Please print every record below exactly as it appears.

STUDY MATERIAL Start Marker
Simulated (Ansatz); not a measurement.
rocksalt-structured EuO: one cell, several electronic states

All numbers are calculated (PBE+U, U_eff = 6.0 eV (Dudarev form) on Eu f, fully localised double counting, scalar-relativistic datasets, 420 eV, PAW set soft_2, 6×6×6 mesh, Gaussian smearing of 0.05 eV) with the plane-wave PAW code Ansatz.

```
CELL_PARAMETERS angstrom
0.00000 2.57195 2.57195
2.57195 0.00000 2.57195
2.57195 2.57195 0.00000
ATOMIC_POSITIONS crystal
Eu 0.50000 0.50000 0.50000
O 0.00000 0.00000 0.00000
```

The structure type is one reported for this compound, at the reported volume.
STUDY MATERIAL End Marker

> ANSWER SECTION
Simulated (Ansatz); not a measurement.
rocksalt-structured EuO: one cell, several electronic states

All numbers are calculated (PBE+U, U_eff = 6.0 eV (Dudarev form) on Eu f, fully localised double counting, scalar-relativistic datasets, 420 eV, PAW set soft_2, 6×6×6 mesh, Gaussian smearing of 0.05 eV) with the plane-wave PAW code Ansatz.

```
CELL_PARAMETERS angstrom
0.00000 2.57195 2.57195
2.57195 0.00000 2.57195
2.57195 2.57195 0.00000
ATOMIC_POSITIONS crystal
Eu 0.50000 0.50000 0.50000
O 0.00000 0.00000 0.00000
```

The structure type is one reported for this compound, at the reported volume.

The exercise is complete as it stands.